### [Extracted information]
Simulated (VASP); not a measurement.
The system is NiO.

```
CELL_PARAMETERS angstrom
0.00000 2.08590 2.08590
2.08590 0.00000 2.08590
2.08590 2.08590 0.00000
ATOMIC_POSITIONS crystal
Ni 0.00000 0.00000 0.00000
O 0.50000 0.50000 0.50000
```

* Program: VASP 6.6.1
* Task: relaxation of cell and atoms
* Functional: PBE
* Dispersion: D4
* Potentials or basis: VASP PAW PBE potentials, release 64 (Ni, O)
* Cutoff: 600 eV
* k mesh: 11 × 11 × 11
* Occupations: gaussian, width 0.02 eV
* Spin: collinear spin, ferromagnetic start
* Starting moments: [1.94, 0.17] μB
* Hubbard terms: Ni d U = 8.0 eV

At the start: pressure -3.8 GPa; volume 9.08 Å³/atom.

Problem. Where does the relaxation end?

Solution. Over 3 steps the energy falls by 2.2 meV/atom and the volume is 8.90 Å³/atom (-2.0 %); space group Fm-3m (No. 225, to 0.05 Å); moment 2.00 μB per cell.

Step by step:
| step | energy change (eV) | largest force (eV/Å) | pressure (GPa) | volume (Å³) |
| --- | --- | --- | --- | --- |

### [Required action]
Transcribe the records in full, keeping every character as it is.

### [Response box]
Simulated (VASP); not a measurement.
The system is NiO.

```
CELL_PARAMETERS angstrom
0.00000 2.08590 2.08590
2.08590 0.00000 2.08590
2.08590 2.08590 0.00000
ATOMIC_POSITIONS crystal
Ni 0.00000 0.00000 0.00000
O 0.50000 0.50000 0.50000
```

* Program: VASP 6.6.1
* Task: relaxation of cell and atoms
* Functional: PBE
* Dispersion: D4
* Potentials or basis: VASP PAW PBE potentials, release 64 (Ni, O)
* Cutoff: 600 eV
* k mesh: 11 × 11 × 11
* Occupations: gaussian, width 0.02 eV
* Spin: collinear spin, ferromagnetic start
* Starting moments: [1.94, 0.17] μB
* Hubbard terms: Ni d U = 8.0 eV

At the start: pressure -3.8 GPa; volume 9.08 Å³/atom.

Problem. Where does the relaxation end?

Solution. Over 3 steps the energy falls by 2.2 meV/atom and the volume is 8.90 Å³/atom (-2.0 %); space group Fm-3m (No. 225, to 0.05 Å); moment 2.00 μB per cell.

Step by step:
| step | energy change (eV) | largest force (eV/Å) | pressure (GPa) | volume (Å³) |
| --- | --- | --- | --- | --- |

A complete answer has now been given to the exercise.